Task item: Reproduce the first line of the entries that follow and each later line, word for word, ending with the one containing "### Step 1. The cell of the first run".

Record extracts:
- - -

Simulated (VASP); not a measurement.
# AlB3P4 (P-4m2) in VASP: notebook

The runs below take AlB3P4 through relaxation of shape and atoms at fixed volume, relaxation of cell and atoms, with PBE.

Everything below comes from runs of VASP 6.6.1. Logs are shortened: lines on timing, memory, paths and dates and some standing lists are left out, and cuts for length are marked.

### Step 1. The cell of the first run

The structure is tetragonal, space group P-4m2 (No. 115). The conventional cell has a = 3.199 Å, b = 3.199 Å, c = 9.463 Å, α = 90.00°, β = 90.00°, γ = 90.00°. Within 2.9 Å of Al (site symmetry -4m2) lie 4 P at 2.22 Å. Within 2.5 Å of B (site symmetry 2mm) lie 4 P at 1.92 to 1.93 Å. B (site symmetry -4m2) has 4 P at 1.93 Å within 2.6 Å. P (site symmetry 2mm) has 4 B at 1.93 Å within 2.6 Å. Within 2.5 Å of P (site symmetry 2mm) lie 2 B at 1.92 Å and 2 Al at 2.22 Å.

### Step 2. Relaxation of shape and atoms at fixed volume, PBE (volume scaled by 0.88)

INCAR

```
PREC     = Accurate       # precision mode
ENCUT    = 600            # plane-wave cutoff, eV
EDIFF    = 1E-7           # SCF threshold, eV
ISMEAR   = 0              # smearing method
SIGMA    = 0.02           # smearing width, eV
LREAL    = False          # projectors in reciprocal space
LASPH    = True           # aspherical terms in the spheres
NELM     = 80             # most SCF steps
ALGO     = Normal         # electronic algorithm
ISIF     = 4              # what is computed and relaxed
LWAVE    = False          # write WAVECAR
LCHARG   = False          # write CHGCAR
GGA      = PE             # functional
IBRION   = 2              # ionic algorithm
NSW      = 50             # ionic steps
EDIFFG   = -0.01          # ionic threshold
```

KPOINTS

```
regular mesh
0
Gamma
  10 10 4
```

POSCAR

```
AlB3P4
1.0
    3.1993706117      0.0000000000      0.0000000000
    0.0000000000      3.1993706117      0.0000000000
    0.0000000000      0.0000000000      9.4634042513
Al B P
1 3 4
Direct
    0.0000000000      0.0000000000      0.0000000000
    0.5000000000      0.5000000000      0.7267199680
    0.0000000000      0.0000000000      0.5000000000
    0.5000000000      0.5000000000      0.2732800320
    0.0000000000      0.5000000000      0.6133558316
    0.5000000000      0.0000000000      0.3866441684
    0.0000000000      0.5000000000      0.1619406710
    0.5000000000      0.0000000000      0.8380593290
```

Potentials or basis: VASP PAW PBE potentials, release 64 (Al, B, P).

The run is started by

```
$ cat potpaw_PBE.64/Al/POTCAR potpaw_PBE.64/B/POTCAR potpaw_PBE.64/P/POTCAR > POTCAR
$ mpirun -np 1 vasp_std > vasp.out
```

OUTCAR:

- - -

Exercise solution:
Simulated (VASP); not a measurement.
# AlB3P4 (P-4m2) in VASP: notebook

The runs below take AlB3P4 through relaxation of shape and atoms at fixed volume, relaxation of cell and atoms, with PBE.

Everything below comes from runs of VASP 6.6.1. Logs are shortened: lines on timing, memory, paths and dates and some standing lists are left out, and cuts for length are marked.

### Step 1. The cell of the first run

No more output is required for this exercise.